» LISTED ENTRIES:
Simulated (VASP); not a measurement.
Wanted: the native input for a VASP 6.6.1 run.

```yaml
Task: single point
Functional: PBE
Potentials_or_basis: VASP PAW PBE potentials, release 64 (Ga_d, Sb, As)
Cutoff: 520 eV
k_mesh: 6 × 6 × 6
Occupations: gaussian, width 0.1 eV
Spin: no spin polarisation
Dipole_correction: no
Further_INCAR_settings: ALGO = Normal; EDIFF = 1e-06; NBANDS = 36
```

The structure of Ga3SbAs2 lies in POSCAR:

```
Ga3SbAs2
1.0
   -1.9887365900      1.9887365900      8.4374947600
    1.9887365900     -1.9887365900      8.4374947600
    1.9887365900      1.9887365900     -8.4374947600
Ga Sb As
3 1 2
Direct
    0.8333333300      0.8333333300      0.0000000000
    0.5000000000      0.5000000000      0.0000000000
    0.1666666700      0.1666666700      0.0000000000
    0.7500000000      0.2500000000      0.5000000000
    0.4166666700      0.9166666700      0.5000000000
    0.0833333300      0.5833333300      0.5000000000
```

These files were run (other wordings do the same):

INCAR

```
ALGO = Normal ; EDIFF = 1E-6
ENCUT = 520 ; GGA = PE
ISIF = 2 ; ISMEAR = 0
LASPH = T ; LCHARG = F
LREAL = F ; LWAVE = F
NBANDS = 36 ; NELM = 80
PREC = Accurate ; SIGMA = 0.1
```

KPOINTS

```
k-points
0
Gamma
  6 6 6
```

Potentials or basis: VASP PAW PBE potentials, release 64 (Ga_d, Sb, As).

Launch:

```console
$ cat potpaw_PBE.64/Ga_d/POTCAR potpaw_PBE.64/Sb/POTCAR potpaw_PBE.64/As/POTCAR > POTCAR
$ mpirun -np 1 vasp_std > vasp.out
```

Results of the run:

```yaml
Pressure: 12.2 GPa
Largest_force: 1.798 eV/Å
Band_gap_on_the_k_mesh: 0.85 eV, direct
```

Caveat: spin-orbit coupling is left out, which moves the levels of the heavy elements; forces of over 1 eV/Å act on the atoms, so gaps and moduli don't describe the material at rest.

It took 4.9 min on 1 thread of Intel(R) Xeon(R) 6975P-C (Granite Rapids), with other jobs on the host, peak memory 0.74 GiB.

» WORK REQUEST:
Word for word, reproduce the listing from its first line through the line that has "Caveat: spin-orbit coupling" in it, and go no further.

» TASK OUTPUT:
Simulated (VASP); not a measurement.
Wanted: the native input for a VASP 6.6.1 run.

```yaml
Task: single point
Functional: PBE
Potentials_or_basis: VASP PAW PBE potentials, release 64 (Ga_d, Sb, As)
Cutoff: 520 eV
k_mesh: 6 × 6 × 6
Occupations: gaussian, width 0.1 eV
Spin: no spin polarisation
Dipole_correction: no
Further_INCAR_settings: ALGO = Normal; EDIFF = 1e-06; NBANDS = 36
```

The structure of Ga3SbAs2 lies in POSCAR:

```
Ga3SbAs2
1.0
   -1.9887365900      1.9887365900      8.4374947600
    1.9887365900     -1.9887365900      8.4374947600
    1.9887365900      1.9887365900     -8.4374947600
Ga Sb As
3 1 2
Direct
    0.8333333300      0.8333333300      0.0000000000
    0.5000000000      0.5000000000      0.0000000000
    0.1666666700      0.1666666700      0.0000000000
    0.7500000000      0.2500000000      0.5000000000
    0.4166666700      0.9166666700      0.5000000000
    0.0833333300      0.5833333300      0.5000000000
```

These files were run (other wordings do the same):

INCAR

```
ALGO = Normal ; EDIFF = 1E-6
ENCUT = 520 ; GGA = PE
ISIF = 2 ; ISMEAR = 0
LASPH = T ; LCHARG = F
LREAL = F ; LWAVE = F
NBANDS = 36 ; NELM = 80
PREC = Accurate ; SIGMA = 0.1
```

KPOINTS

```
k-points
0
Gamma
  6 6 6
```

Potentials or basis: VASP PAW PBE potentials, release 64 (Ga_d, Sb, As).

Launch:

```console
$ cat potpaw_PBE.64/Ga_d/POTCAR potpaw_PBE.64/Sb/POTCAR potpaw_PBE.64/As/POTCAR > POTCAR
$ mpirun -np 1 vasp_std > vasp.out
```

Results of the run:

```yaml
Pressure: 12.2 GPa
Largest_force: 1.798 eV/Å
Band_gap_on_the_k_mesh: 0.85 eV, direct
```

Caveat: spin-orbit coupling is left out, which moves the levels of the heavy elements; forces of over 1 eV/Å act on the atoms, so gaps and moduli don't describe the material at rest.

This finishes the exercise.